INFORMATION SUPPLIED:
*****
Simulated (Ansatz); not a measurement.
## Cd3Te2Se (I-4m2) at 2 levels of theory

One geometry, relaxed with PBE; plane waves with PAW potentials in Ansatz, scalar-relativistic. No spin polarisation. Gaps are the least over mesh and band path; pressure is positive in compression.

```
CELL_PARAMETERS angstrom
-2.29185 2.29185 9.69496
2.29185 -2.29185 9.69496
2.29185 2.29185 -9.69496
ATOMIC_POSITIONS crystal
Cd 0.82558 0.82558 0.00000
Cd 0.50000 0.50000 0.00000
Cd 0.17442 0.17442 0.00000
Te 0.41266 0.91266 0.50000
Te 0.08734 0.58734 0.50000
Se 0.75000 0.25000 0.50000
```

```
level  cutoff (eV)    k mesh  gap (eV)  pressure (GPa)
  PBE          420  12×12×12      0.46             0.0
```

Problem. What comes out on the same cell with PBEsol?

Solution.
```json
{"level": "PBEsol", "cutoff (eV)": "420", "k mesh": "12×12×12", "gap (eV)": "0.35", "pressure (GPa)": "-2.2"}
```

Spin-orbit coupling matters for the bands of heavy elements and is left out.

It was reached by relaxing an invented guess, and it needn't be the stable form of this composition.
*****

Return only the lines spanning from the first line of the material through the line with "Spin-orbit coupling matters", copied exactly, both ends kept.

PROBLEM SOLUTION:
Simulated (Ansatz); not a measurement.
## Cd3Te2Se (I-4m2) at 2 levels of theory

One geometry, relaxed with PBE; plane waves with PAW potentials in Ansatz, scalar-relativistic. No spin polarisation. Gaps are the least over mesh and band path; pressure is positive in compression.

```
CELL_PARAMETERS angstrom
-2.29185 2.29185 9.69496
2.29185 -2.29185 9.69496
2.29185 2.29185 -9.69496
ATOMIC_POSITIONS crystal
Cd 0.82558 0.82558 0.00000
Cd 0.50000 0.50000 0.00000
Cd 0.17442 0.17442 0.00000
Te 0.41266 0.91266 0.50000
Te 0.08734 0.58734 0.50000
Se 0.75000 0.25000 0.50000
```

```
level  cutoff (eV)    k mesh  gap (eV)  pressure (GPa)
  PBE          420  12×12×12      0.46             0.0
```

Problem. What comes out on the same cell with PBEsol?

Solution.
```json
{"level": "PBEsol", "cutoff (eV)": "420", "k mesh": "12×12×12", "gap (eV)": "0.35", "pressure (GPa)": "-2.2"}
```

Spin-orbit coupling matters for the bands of heavy elements and is left out.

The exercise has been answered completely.